------ Provided records ------

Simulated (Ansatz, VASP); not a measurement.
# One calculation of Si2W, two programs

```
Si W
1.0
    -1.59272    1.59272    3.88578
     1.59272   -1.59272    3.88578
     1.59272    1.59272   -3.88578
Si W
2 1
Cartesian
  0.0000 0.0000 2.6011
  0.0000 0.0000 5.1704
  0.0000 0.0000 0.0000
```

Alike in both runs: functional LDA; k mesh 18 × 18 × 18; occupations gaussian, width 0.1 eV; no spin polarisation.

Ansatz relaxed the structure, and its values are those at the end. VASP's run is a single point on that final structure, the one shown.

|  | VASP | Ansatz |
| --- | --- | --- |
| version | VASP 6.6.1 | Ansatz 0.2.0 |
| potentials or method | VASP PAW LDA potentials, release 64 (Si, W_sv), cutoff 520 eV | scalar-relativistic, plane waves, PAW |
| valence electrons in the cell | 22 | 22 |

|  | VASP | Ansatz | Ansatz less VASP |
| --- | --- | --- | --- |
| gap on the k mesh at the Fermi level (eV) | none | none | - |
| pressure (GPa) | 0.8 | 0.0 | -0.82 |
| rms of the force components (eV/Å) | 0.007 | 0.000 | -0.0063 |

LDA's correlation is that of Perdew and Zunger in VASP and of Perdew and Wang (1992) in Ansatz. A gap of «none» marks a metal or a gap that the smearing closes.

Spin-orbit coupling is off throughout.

------

▸ Work request:
In the records above, the line with "# One calculation of Si2W, two programs" marks the start and the line with "LDA's correlation is" marks the end; copy that stretch exactly, both lines included, and nothing else.

▸ Answer space:
# One calculation of Si2W, two programs

```
Si W
1.0
    -1.59272    1.59272    3.88578
     1.59272   -1.59272    3.88578
     1.59272    1.59272   -3.88578
Si W
2 1
Cartesian
  0.0000 0.0000 2.6011
  0.0000 0.0000 5.1704
  0.0000 0.0000 0.0000
```

Alike in both runs: functional LDA; k mesh 18 × 18 × 18; occupations gaussian, width 0.1 eV; no spin polarisation.

Ansatz relaxed the structure, and its values are those at the end. VASP's run is a single point on that final structure, the one shown.

|  | VASP | Ansatz |
| --- | --- | --- |
| version | VASP 6.6.1 | Ansatz 0.2.0 |
| potentials or method | VASP PAW LDA potentials, release 64 (Si, W_sv), cutoff 520 eV | scalar-relativistic, plane waves, PAW |
| valence electrons in the cell | 22 | 22 |

|  | VASP | Ansatz | Ansatz less VASP |
| --- | --- | --- | --- |
| gap on the k mesh at the Fermi level (eV) | none | none | - |
| pressure (GPa) | 0.8 | 0.0 | -0.82 |
| rms of the force components (eV/Å) | 0.007 | 0.000 | -0.0063 |

LDA's correlation is that of Perdew and Zunger in VASP and of Perdew and Wang (1992) in Ansatz. A gap of «none» marks a metal or a gap that the smearing closes.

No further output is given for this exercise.